*Work order:*
Please give back word for word the lines below, from the first one through the one with "(-0.339, 1.950, 0.441)".

----------------

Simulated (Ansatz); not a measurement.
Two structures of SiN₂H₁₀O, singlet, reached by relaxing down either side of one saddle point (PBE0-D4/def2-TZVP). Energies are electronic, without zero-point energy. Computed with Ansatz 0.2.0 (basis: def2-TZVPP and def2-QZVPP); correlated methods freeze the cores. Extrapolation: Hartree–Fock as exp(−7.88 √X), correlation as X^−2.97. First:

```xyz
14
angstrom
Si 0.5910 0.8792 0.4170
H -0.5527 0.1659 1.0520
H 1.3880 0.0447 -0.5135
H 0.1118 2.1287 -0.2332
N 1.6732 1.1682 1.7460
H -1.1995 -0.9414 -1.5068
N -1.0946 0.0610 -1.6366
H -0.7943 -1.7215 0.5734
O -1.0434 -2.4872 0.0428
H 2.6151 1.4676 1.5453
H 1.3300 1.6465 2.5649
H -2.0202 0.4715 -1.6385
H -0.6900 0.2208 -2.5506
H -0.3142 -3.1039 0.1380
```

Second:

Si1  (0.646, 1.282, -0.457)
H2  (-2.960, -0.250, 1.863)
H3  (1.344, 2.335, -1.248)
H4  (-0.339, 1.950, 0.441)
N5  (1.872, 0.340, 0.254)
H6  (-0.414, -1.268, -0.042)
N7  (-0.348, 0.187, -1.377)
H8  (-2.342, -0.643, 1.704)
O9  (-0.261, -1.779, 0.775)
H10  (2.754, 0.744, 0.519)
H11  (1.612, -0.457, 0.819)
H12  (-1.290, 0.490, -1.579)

----------------

*Written reply:*
Simulated (Ansatz); not a measurement.
Two structures of SiN₂H₁₀O, singlet, reached by relaxing down either side of one saddle point (PBE0-D4/def2-TZVP). Energies are electronic, without zero-point energy. Computed with Ansatz 0.2.0 (basis: def2-TZVPP and def2-QZVPP); correlated methods freeze the cores. Extrapolation: Hartree–Fock as exp(−7.88 √X), correlation as X^−2.97. First:

```xyz
14
angstrom
Si 0.5910 0.8792 0.4170
H -0.5527 0.1659 1.0520
H 1.3880 0.0447 -0.5135
H 0.1118 2.1287 -0.2332
N 1.6732 1.1682 1.7460
H -1.1995 -0.9414 -1.5068
N -1.0946 0.0610 -1.6366
H -0.7943 -1.7215 0.5734
O -1.0434 -2.4872 0.0428
H 2.6151 1.4676 1.5453
H 1.3300 1.6465 2.5649
H -2.0202 0.4715 -1.6385
H -0.6900 0.2208 -2.5506
H -0.3142 -3.1039 0.1380
```

Second:

Si1  (0.646, 1.282, -0.457)
H2  (-2.960, -0.250, 1.863)
H3  (1.344, 2.335, -1.248)
H4  (-0.339, 1.950, 0.441)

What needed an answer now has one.